— Task item —
Give the data again exactly, from its opening line through the line in which "strains of -1 %." appears.

— Information supplied —
=====
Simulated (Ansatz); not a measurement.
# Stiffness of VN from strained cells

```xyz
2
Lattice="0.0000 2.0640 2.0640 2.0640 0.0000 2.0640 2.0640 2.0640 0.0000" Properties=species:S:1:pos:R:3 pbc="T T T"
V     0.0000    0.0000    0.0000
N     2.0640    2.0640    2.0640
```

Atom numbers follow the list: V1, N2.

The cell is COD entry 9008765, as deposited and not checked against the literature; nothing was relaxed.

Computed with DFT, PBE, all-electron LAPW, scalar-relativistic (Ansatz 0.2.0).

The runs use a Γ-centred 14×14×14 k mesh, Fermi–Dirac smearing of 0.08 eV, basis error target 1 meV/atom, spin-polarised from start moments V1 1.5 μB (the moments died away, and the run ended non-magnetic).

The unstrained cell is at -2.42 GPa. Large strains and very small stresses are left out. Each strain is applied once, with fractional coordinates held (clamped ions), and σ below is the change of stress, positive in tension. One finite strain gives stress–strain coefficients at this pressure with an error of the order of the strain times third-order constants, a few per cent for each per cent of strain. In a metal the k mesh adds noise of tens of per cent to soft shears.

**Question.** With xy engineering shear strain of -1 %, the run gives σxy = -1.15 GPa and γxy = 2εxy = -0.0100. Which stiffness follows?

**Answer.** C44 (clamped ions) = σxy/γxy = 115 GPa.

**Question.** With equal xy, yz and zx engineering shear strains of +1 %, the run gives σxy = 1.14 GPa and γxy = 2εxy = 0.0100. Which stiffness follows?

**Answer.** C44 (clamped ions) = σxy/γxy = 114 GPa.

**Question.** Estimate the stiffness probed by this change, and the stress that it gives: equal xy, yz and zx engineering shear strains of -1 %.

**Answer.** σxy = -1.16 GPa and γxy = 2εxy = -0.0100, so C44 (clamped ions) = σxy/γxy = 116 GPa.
=====

— Exercise output —
Simulated (Ansatz); not a measurement.
# Stiffness of VN from strained cells

```xyz
2
Lattice="0.0000 2.0640 2.0640 2.0640 0.0000 2.0640 2.0640 2.0640 0.0000" Properties=species:S:1:pos:R:3 pbc="T T T"
V     0.0000    0.0000    0.0000
N     2.0640    2.0640    2.0640
```

Atom numbers follow the list: V1, N2.

The cell is COD entry 9008765, as deposited and not checked against the literature; nothing was relaxed.

Computed with DFT, PBE, all-electron LAPW, scalar-relativistic (Ansatz 0.2.0).

The runs use a Γ-centred 14×14×14 k mesh, Fermi–Dirac smearing of 0.08 eV, basis error target 1 meV/atom, spin-polarised from start moments V1 1.5 μB (the moments died away, and the run ended non-magnetic).

The unstrained cell is at -2.42 GPa. Large strains and very small stresses are left out. Each strain is applied once, with fractional coordinates held (clamped ions), and σ below is the change of stress, positive in tension. One finite strain gives stress–strain coefficients at this pressure with an error of the order of the strain times third-order constants, a few per cent for each per cent of strain. In a metal the k mesh adds noise of tens of per cent to soft shears.

**Question.** With xy engineering shear strain of -1 %, the run gives σxy = -1.15 GPa and γxy = 2εxy = -0.0100. Which stiffness follows?

**Answer.** C44 (clamped ions) = σxy/γxy = 115 GPa.

**Question.** With equal xy, yz and zx engineering shear strains of +1 %, the run gives σxy = 1.14 GPa and γxy = 2εxy = 0.0100. Which stiffness follows?

**Answer.** C44 (clamped ions) = σxy/γxy = 114 GPa.

**Question.** Estimate the stiffness probed by this change, and the stress that it gives: equal xy, yz and zx engineering shear strains of -1 %.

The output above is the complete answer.